....

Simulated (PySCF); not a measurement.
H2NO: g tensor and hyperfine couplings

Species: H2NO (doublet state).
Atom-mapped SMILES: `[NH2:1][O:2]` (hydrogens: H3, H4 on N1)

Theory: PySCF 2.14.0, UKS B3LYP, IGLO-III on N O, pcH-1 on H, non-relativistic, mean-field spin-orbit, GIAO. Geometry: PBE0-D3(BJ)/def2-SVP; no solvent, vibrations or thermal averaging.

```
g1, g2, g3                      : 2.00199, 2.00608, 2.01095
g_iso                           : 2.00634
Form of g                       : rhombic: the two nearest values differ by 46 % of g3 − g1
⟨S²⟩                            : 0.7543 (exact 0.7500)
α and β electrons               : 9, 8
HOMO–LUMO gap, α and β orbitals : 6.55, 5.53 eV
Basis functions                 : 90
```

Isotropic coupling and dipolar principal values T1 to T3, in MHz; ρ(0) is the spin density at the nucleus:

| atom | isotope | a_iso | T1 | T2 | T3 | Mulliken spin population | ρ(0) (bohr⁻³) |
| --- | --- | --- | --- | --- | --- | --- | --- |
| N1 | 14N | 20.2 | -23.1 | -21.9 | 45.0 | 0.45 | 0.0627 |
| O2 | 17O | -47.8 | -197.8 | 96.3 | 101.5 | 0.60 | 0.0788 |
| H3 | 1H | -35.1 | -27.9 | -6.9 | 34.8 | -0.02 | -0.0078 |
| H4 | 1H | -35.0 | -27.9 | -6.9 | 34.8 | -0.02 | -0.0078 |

....

ACTION ITEM: An exact reproduction of all the records is required.

EXERCISE ANSWER:
Simulated (PySCF); not a measurement.
H2NO: g tensor and hyperfine couplings

Species: H2NO (doublet state).
Atom-mapped SMILES: `[NH2:1][O:2]` (hydrogens: H3, H4 on N1)

Theory: PySCF 2.14.0, UKS B3LYP, IGLO-III on N O, pcH-1 on H, non-relativistic, mean-field spin-orbit, GIAO. Geometry: PBE0-D3(BJ)/def2-SVP; no solvent, vibrations or thermal averaging.

```
g1, g2, g3                      : 2.00199, 2.00608, 2.01095
g_iso                           : 2.00634
Form of g                       : rhombic: the two nearest values differ by 46 % of g3 − g1
⟨S²⟩                            : 0.7543 (exact 0.7500)
α and β electrons               : 9, 8
HOMO–LUMO gap, α and β orbitals : 6.55, 5.53 eV
Basis functions                 : 90
```

Isotropic coupling and dipolar principal values T1 to T3, in MHz; ρ(0) is the spin density at the nucleus:

| atom | isotope | a_iso | T1 | T2 | T3 | Mulliken spin population | ρ(0) (bohr⁻³) |
| --- | --- | --- | --- | --- | --- | --- | --- |
| N1 | 14N | 20.2 | -23.1 | -21.9 | 45.0 | 0.45 | 0.0627 |
| O2 | 17O | -47.8 | -197.8 | 96.3 | 101.5 | 0.60 | 0.0788 |
| H3 | 1H | -35.1 | -27.9 | -6.9 | 34.8 | -0.02 | -0.0078 |
| H4 | 1H | -35.0 | -27.9 | -6.9 | 34.8 | -0.02 | -0.0078 |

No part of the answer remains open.